Search the listing below for the line containing "84.1 cal/(mol K) |". From there through the line containing "moment | 1.96 D |", transcribe every line exactly, both ends included.

Start of Block

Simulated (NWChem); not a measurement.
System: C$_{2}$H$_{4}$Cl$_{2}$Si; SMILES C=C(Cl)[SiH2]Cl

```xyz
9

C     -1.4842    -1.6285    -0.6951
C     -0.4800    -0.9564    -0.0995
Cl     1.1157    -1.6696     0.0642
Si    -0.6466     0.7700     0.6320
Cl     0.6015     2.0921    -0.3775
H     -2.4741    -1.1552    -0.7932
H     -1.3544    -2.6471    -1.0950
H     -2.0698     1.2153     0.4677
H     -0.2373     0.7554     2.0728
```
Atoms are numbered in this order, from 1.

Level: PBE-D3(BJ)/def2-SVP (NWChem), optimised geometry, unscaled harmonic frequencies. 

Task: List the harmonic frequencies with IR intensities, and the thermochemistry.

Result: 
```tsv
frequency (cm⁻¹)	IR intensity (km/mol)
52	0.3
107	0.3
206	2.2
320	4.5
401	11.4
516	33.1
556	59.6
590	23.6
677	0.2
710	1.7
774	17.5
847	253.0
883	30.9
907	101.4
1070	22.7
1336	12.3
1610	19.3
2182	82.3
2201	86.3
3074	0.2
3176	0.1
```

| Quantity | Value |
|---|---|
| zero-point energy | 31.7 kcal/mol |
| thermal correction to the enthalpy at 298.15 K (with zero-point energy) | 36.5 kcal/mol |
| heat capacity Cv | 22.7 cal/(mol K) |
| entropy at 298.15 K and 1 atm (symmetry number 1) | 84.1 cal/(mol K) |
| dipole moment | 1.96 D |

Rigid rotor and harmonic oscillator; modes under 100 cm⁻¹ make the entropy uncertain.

End of Block

Exercise answer –
| entropy at 298.15 K and 1 atm (symmetry number 1) | 84.1 cal/(mol K) |
| dipole moment | 1.96 D |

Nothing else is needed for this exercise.